[Extracted data]:
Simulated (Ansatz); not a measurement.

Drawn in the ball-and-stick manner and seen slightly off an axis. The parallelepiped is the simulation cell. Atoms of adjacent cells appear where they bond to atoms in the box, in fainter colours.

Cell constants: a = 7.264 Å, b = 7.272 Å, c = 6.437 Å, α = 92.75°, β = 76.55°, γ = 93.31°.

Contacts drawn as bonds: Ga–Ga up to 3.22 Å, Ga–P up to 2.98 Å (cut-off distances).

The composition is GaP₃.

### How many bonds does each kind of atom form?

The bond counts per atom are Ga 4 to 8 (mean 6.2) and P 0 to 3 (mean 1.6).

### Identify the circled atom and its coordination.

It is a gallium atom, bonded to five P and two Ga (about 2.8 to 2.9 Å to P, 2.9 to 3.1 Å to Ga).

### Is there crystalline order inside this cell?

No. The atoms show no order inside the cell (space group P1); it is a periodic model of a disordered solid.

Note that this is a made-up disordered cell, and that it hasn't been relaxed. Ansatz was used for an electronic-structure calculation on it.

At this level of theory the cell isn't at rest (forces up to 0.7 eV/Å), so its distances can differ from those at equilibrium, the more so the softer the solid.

[Action item]: Above are the records. Copy the lines beginning at the one that has "Drawn in the" and ending with the one that has "The composition is GaP₃.", unchanged.

[Written solution]:
Drawn in the ball-and-stick manner and seen slightly off an axis. The parallelepiped is the simulation cell. Atoms of adjacent cells appear where they bond to atoms in the box, in fainter colours.

Cell constants: a = 7.264 Å, b = 7.272 Å, c = 6.437 Å, α = 92.75°, β = 76.55°, γ = 93.31°.

Contacts drawn as bonds: Ga–Ga up to 3.22 Å, Ga–P up to 2.98 Å (cut-off distances).

The composition is GaP₃.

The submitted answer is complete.